[Opening RECORDED DATA section]
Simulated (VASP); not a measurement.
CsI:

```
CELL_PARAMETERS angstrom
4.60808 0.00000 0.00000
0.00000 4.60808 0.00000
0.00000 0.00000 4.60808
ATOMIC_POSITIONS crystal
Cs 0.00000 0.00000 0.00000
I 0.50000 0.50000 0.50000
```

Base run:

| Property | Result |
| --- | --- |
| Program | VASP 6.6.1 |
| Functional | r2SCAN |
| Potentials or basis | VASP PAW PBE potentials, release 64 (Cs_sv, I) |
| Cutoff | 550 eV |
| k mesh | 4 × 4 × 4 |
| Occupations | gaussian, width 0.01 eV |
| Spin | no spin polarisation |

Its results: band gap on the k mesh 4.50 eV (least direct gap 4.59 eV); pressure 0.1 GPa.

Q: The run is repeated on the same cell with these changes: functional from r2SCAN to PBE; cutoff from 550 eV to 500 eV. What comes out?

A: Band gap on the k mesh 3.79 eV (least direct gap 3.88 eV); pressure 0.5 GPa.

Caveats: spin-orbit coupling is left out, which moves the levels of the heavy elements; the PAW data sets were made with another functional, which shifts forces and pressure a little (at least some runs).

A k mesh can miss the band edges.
[Closing RECORDED DATA section]

A verbatim transcription is required: the first line of the listing, the line containing "Cutoff | 550 eV |", and every line between them.

Simulated (VASP); not a measurement.
CsI:

```
CELL_PARAMETERS angstrom
4.60808 0.00000 0.00000
0.00000 4.60808 0.00000
0.00000 0.00000 4.60808
ATOMIC_POSITIONS crystal
Cs 0.00000 0.00000 0.00000
I 0.50000 0.50000 0.50000
```

Base run:

| Property | Result |
| --- | --- |
| Program | VASP 6.6.1 |
| Functional | r2SCAN |
| Potentials or basis | VASP PAW PBE potentials, release 64 (Cs_sv, I) |
| Cutoff | 550 eV |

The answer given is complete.